Data extract.
=== Begin Enclosure ===

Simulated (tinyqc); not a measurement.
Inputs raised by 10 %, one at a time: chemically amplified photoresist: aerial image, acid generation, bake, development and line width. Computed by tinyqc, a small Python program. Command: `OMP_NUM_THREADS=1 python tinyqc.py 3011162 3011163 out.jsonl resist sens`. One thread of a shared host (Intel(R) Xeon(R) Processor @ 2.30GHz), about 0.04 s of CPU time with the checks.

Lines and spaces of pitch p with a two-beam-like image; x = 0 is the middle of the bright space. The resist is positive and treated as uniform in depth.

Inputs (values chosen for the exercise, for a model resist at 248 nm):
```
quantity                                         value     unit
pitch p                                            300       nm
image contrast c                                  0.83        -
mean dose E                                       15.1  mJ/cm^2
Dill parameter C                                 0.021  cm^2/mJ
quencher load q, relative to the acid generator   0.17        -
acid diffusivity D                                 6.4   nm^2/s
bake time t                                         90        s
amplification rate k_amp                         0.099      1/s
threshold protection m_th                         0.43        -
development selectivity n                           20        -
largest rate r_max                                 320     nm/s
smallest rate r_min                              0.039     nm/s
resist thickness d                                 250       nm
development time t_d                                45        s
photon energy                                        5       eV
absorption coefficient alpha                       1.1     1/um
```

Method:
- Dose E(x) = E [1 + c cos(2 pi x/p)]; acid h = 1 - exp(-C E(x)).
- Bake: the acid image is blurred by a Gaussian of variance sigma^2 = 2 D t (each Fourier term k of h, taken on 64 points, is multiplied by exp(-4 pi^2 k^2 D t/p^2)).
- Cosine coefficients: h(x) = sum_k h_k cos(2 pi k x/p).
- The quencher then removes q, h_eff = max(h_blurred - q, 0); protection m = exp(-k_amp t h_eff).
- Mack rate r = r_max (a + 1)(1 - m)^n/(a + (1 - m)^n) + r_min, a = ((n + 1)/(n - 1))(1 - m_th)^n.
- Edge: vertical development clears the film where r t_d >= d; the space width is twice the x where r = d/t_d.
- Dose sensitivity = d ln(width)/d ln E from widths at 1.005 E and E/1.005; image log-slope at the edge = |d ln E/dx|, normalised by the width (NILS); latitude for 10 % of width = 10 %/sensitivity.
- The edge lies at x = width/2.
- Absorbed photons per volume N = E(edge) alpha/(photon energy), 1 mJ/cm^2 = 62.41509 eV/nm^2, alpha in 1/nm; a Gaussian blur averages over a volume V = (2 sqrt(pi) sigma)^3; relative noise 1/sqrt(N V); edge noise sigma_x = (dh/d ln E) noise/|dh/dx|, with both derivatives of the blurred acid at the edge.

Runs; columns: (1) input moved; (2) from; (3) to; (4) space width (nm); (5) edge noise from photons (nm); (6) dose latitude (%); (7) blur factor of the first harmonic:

=== End Enclosure ===

Action item. Repeat exactly the lines of the listing above, from the one with "- The quencher" down to the one with "- Edge: vertical"; both of those lines belong in the range.

Task answer.
- The quencher then removes q, h_eff = max(h_blurred - q, 0); protection m = exp(-k_amp t h_eff).
- Mack rate r = r_max (a + 1)(1 - m)^n/(a + (1 - m)^n) + r_min, a = ((n + 1)/(n - 1))(1 - m_th)^n.
- Edge: vertical development clears the film where r t_d >= d; the space width is twice the x where r = d/t_d.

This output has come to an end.